**Source information:**
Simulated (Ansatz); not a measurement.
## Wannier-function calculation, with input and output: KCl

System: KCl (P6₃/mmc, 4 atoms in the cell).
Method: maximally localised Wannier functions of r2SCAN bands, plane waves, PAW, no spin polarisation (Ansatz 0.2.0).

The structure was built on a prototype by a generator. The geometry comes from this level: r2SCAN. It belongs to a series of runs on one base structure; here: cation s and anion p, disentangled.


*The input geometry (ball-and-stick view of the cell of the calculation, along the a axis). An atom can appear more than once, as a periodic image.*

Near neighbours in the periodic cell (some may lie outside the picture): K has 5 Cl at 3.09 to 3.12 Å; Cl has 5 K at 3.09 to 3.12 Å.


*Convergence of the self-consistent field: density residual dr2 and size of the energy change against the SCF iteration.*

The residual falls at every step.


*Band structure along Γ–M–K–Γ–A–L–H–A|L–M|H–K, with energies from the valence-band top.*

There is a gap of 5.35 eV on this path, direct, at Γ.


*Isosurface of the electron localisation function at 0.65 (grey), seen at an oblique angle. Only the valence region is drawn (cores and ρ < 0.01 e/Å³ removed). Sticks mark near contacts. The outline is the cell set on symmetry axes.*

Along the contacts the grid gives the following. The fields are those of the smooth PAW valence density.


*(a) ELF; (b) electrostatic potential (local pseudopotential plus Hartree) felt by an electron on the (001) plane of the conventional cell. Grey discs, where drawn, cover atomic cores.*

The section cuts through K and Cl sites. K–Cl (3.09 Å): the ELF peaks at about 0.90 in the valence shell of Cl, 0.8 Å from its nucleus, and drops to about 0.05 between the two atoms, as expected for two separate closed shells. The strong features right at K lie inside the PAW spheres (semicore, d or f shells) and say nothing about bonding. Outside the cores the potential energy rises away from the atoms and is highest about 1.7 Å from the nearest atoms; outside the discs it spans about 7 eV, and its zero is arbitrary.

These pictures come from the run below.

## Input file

**Required action:** From the records above, retype only the lines starting at the line that contains "Along the contacts" and ending at the line that contains "These pictures come from the run below.", both included.

**Task result:**
Along the contacts the grid gives the following. The fields are those of the smooth PAW valence density.


*(a) ELF; (b) electrostatic potential (local pseudopotential plus Hartree) felt by an electron on the (001) plane of the conventional cell. Grey discs, where drawn, cover atomic cores.*

The section cuts through K and Cl sites. K–Cl (3.09 Å): the ELF peaks at about 0.90 in the valence shell of Cl, 0.8 Å from its nucleus, and drops to about 0.05 between the two atoms, as expected for two separate closed shells. The strong features right at K lie inside the PAW spheres (semicore, d or f shells) and say nothing about bonding. Outside the cores the potential energy rises away from the atoms and is highest about 1.7 Å from the nearest atoms; outside the discs it spans about 7 eV, and its zero is arbitrary.

These pictures come from the run below.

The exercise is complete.